◆ **ACTIVITY**: Set down each line from the start of the material exactly, please, up to and including the one that contains "Question: Give the structure as SMILES.".

===== PROVIDED MATERIAL

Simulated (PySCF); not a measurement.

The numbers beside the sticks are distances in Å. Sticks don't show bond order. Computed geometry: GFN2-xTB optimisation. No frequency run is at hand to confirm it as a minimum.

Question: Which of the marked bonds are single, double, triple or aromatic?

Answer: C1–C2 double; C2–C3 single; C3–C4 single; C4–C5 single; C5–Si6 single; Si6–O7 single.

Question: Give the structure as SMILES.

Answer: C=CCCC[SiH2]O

==========

◆ **EXERCISE RESPONSE**:
Simulated (PySCF); not a measurement.

The numbers beside the sticks are distances in Å. Sticks don't show bond order. Computed geometry: GFN2-xTB optimisation. No frequency run is at hand to confirm it as a minimum.

Question: Which of the marked bonds are single, double, triple or aromatic?

Answer: C1–C2 double; C2–C3 single; C3–C4 single; C4–C5 single; C5–Si6 single; Si6–O7 single.

Question: Give the structure as SMILES.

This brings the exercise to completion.